» Supplied information
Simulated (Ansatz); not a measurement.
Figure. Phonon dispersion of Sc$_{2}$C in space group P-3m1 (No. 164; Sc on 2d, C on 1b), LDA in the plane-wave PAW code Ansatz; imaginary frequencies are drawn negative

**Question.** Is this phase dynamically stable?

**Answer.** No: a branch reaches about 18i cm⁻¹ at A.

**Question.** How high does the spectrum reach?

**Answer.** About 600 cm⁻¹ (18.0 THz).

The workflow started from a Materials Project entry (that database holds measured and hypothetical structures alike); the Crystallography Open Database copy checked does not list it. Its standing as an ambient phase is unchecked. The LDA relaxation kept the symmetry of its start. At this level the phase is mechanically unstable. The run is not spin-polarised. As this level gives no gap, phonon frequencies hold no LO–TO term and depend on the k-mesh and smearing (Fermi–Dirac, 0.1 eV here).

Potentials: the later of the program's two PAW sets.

» Work task
Every record, start to finish: reproduce it word for word.

» Expected answer
Simulated (Ansatz); not a measurement.
Figure. Phonon dispersion of Sc$_{2}$C in space group P-3m1 (No. 164; Sc on 2d, C on 1b), LDA in the plane-wave PAW code Ansatz; imaginary frequencies are drawn negative

**Question.** Is this phase dynamically stable?

**Answer.** No: a branch reaches about 18i cm⁻¹ at A.

**Question.** How high does the spectrum reach?

**Answer.** About 600 cm⁻¹ (18.0 THz).

The workflow started from a Materials Project entry (that database holds measured and hypothetical structures alike); the Crystallography Open Database copy checked does not list it. Its standing as an ambient phase is unchecked. The LDA relaxation kept the symmetry of its start. At this level the phase is mechanically unstable. The run is not spin-polarised. As this level gives no gap, phonon frequencies hold no LO–TO term and depend on the k-mesh and smearing (Fermi–Dirac, 0.1 eV here).

Potentials: the later of the program's two PAW sets.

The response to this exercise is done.